Action item: Copy out exactly the lines from the start of the data to the line containing "416.0 | 467.7 |". Include both.

********************

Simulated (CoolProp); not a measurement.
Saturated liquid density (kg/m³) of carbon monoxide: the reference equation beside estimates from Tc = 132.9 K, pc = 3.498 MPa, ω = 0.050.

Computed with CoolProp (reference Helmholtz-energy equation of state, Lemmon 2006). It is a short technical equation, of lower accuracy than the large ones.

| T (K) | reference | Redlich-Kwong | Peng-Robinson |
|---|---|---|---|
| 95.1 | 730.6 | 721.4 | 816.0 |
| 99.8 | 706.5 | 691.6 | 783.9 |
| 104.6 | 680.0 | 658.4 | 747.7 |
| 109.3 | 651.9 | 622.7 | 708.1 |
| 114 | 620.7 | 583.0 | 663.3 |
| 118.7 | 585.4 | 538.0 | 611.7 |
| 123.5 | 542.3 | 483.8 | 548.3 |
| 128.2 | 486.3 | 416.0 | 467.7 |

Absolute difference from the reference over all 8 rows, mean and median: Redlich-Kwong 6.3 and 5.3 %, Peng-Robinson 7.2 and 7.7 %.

********************

Answer box:
Simulated (CoolProp); not a measurement.
Saturated liquid density (kg/m³) of carbon monoxide: the reference equation beside estimates from Tc = 132.9 K, pc = 3.498 MPa, ω = 0.050.

Computed with CoolProp (reference Helmholtz-energy equation of state, Lemmon 2006). It is a short technical equation, of lower accuracy than the large ones.

| T (K) | reference | Redlich-Kwong | Peng-Robinson |
|---|---|---|---|
| 95.1 | 730.6 | 721.4 | 816.0 |
| 99.8 | 706.5 | 691.6 | 783.9 |
| 104.6 | 680.0 | 658.4 | 747.7 |
| 109.3 | 651.9 | 622.7 | 708.1 |
| 114 | 620.7 | 583.0 | 663.3 |
| 118.7 | 585.4 | 538.0 | 611.7 |
| 123.5 | 542.3 | 483.8 | 548.3 |
| 128.2 | 486.3 | 416.0 | 467.7 |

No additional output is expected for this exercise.